* Task item *
Since only part of the material below is wanted, output exactly the lines from the one with "Propane, SMILES CCC, B3LYP/def2-SVP" up to and including the one with "Level of theory: PySCF".

[Opening Information section]
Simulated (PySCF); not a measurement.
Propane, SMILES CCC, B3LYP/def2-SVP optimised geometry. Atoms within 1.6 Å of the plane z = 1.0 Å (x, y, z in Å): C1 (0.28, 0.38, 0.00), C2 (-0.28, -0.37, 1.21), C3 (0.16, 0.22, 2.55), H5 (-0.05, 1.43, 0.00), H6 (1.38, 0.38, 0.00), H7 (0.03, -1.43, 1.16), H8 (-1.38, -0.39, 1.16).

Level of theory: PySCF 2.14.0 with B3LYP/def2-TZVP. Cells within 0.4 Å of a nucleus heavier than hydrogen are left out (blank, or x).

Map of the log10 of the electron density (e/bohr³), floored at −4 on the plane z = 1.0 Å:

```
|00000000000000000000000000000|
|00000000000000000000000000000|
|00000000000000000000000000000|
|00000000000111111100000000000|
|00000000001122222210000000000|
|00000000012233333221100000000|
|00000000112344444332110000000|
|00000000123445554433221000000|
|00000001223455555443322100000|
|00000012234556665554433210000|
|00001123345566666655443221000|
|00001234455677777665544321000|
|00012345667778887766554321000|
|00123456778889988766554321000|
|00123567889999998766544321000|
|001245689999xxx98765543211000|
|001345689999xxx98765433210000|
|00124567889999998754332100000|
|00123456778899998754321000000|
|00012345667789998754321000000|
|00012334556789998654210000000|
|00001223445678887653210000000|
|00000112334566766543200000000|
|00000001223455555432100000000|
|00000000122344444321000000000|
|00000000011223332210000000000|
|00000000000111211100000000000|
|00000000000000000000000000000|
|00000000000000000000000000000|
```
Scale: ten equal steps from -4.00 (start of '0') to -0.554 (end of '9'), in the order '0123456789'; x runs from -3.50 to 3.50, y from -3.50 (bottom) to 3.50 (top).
[Closing Information section]

* Task result *
Propane, SMILES CCC, B3LYP/def2-SVP optimised geometry. Atoms within 1.6 Å of the plane z = 1.0 Å (x, y, z in Å): C1 (0.28, 0.38, 0.00), C2 (-0.28, -0.37, 1.21), C3 (0.16, 0.22, 2.55), H5 (-0.05, 1.43, 0.00), H6 (1.38, 0.38, 0.00), H7 (0.03, -1.43, 1.16), H8 (-1.38, -0.39, 1.16).

Level of theory: PySCF 2.14.0 with B3LYP/def2-TZVP. Cells within 0.4 Å of a nucleus heavier than hydrogen are left out (blank, or x).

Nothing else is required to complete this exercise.